□ □ □ □ □
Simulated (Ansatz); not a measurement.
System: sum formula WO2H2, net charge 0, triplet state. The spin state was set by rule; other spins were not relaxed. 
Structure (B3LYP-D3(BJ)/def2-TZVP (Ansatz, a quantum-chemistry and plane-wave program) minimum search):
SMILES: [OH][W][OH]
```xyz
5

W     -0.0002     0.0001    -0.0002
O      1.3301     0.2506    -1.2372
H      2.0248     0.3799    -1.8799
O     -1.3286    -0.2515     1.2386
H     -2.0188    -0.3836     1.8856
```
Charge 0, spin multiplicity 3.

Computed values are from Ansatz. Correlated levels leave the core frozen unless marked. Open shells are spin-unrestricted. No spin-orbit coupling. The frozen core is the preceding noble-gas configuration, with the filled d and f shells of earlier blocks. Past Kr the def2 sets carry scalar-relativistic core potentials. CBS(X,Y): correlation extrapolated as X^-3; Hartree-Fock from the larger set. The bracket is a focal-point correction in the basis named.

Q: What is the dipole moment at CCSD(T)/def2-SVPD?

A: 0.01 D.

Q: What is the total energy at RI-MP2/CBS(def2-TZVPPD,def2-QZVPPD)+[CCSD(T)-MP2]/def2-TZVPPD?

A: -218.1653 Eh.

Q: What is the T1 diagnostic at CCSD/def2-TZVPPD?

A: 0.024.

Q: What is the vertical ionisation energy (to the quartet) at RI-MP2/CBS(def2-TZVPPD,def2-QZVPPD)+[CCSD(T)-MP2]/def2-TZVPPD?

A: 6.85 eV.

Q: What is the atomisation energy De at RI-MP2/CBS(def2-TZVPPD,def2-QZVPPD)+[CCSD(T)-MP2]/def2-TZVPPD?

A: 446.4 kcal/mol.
□ □ □ □ □

• _Work order_: Reproduce word for word the material above, starting with the line that has "Q: What is the dipole" and stopping after the line that has "Q: What is the atomisation".

• _Task output_:
Q: What is the dipole moment at CCSD(T)/def2-SVPD?

A: 0.01 D.

Q: What is the total energy at RI-MP2/CBS(def2-TZVPPD,def2-QZVPPD)+[CCSD(T)-MP2]/def2-TZVPPD?

A: -218.1653 Eh.

Q: What is the T1 diagnostic at CCSD/def2-TZVPPD?

A: 0.024.

Q: What is the vertical ionisation energy (to the quartet) at RI-MP2/CBS(def2-TZVPPD,def2-QZVPPD)+[CCSD(T)-MP2]/def2-TZVPPD?

A: 6.85 eV.

Q: What is the atomisation energy De at RI-MP2/CBS(def2-TZVPPD,def2-QZVPPD)+[CCSD(T)-MP2]/def2-TZVPPD?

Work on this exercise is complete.